> ASSIGNED TASK:
Would you output the whole of the data exactly?

> DATA PROVIDED:
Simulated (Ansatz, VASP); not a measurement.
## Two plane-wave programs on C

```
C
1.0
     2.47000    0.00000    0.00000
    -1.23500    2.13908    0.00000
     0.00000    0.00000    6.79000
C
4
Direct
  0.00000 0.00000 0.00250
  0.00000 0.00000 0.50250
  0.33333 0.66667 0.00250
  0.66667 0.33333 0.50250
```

> EXERCISE RESPONSE:
Simulated (Ansatz, VASP); not a measurement.
## Two plane-wave programs on C

```
C
1.0
     2.47000    0.00000    0.00000
    -1.23500    2.13908    0.00000
     0.00000    0.00000    6.79000
C
4
Direct
  0.00000 0.00000 0.00250
  0.00000 0.00000 0.50250
  0.33333 0.66667 0.00250
  0.66667 0.33333 0.50250
```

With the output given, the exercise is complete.